## Material supplied
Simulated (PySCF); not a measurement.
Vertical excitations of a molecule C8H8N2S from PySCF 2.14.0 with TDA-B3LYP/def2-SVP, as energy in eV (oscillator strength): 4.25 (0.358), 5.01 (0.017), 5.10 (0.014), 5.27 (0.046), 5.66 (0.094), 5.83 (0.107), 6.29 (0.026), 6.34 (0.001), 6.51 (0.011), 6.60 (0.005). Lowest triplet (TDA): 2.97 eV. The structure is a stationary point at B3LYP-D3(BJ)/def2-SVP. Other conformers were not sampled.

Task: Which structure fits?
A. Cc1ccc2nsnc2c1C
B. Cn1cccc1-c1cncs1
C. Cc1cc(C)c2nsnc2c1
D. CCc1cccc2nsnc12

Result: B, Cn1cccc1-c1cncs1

## Work request
Please give back the records exactly as written, beginning at the first line and including the line that holds "D. CCc1cccc2nsnc12" as the last.

## Result
Simulated (PySCF); not a measurement.
Vertical excitations of a molecule C8H8N2S from PySCF 2.14.0 with TDA-B3LYP/def2-SVP, as energy in eV (oscillator strength): 4.25 (0.358), 5.01 (0.017), 5.10 (0.014), 5.27 (0.046), 5.66 (0.094), 5.83 (0.107), 6.29 (0.026), 6.34 (0.001), 6.51 (0.011), 6.60 (0.005). Lowest triplet (TDA): 2.97 eV. The structure is a stationary point at B3LYP-D3(BJ)/def2-SVP. Other conformers were not sampled.

Task: Which structure fits?
A. Cc1ccc2nsnc2c1C
B. Cn1cccc1-c1cncs1
C. Cc1cc(C)c2nsnc2c1
D. CCc1cccc2nsnc12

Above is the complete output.